#### [Requirement]
Copy the data below verbatim, leaving no line out.

#### [Provided material]
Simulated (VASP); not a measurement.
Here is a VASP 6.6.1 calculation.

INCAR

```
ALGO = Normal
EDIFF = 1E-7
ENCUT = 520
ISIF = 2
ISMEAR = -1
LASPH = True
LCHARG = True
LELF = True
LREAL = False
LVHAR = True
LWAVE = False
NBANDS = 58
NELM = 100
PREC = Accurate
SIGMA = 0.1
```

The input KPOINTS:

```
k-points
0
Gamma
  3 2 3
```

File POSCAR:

#### [Task result]
Simulated (VASP); not a measurement.
Here is a VASP 6.6.1 calculation.

INCAR

```
ALGO = Normal
EDIFF = 1E-7
ENCUT = 520
ISIF = 2
ISMEAR = -1
LASPH = True
LCHARG = True
LELF = True
LREAL = False
LVHAR = True
LWAVE = False
NBANDS = 58
NELM = 100
PREC = Accurate
SIGMA = 0.1
```

The input KPOINTS:

```
k-points
0
Gamma
  3 2 3
```

File POSCAR:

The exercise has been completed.